The entire listing is to be repeated verbatim.

- Opening Delimiter -

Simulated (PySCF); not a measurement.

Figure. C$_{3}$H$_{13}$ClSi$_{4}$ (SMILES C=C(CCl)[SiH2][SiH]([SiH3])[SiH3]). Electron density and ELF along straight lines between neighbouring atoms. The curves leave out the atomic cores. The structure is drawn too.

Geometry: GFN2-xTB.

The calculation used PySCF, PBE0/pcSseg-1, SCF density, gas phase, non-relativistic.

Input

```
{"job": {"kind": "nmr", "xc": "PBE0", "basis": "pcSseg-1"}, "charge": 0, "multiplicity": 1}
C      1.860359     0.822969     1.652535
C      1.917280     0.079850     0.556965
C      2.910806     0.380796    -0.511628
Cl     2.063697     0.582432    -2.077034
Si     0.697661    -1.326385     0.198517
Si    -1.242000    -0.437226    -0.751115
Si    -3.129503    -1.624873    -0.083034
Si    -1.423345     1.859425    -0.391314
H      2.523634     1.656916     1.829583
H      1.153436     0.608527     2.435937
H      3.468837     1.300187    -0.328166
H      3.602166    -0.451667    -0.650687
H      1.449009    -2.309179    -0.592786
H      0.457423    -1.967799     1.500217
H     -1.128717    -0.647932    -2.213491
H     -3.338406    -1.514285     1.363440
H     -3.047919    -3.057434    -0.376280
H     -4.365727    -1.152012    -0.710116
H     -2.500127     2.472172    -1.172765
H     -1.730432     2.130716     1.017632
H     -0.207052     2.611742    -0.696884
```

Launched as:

- Closing Delimiter -

__Your response__:
Simulated (PySCF); not a measurement.

Figure. C$_{3}$H$_{13}$ClSi$_{4}$ (SMILES C=C(CCl)[SiH2][SiH]([SiH3])[SiH3]). Electron density and ELF along straight lines between neighbouring atoms. The curves leave out the atomic cores. The structure is drawn too.

Geometry: GFN2-xTB.

The calculation used PySCF, PBE0/pcSseg-1, SCF density, gas phase, non-relativistic.

Input

```
{"job": {"kind": "nmr", "xc": "PBE0", "basis": "pcSseg-1"}, "charge": 0, "multiplicity": 1}
C      1.860359     0.822969     1.652535
C      1.917280     0.079850     0.556965
C      2.910806     0.380796    -0.511628
Cl     2.063697     0.582432    -2.077034
Si     0.697661    -1.326385     0.198517
Si    -1.242000    -0.437226    -0.751115
Si    -3.129503    -1.624873    -0.083034
Si    -1.423345     1.859425    -0.391314
H      2.523634     1.656916     1.829583
H      1.153436     0.608527     2.435937
H      3.468837     1.300187    -0.328166
H      3.602166    -0.451667    -0.650687
H      1.449009    -2.309179    -0.592786
H      0.457423    -1.967799     1.500217
H     -1.128717    -0.647932    -2.213491
H     -3.338406    -1.514285     1.363440
H     -3.047919    -3.057434    -0.376280
H     -4.365727    -1.152012    -0.710116
H     -2.500127     2.472172    -1.172765
H     -1.730432     2.130716     1.017632
H     -0.207052     2.611742    -0.696884
```

Launched as:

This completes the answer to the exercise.